DATA
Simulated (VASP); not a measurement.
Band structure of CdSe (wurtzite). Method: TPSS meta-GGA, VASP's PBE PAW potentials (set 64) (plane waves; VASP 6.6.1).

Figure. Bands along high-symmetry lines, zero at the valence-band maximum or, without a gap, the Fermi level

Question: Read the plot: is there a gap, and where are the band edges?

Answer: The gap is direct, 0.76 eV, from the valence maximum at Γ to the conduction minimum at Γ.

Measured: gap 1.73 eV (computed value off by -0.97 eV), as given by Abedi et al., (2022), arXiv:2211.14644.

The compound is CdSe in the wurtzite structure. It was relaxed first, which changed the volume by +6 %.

WORK INSTRUCTION
The response must consist solely of the lines from the first line of the entries through the line containing "Question: Read the", repeated exactly.

EXERCISE ANSWER
Simulated (VASP); not a measurement.
Band structure of CdSe (wurtzite). Method: TPSS meta-GGA, VASP's PBE PAW potentials (set 64) (plane waves; VASP 6.6.1).

Figure. Bands along high-symmetry lines, zero at the valence-band maximum or, without a gap, the Fermi level

Question: Read the plot: is there a gap, and where are the band edges?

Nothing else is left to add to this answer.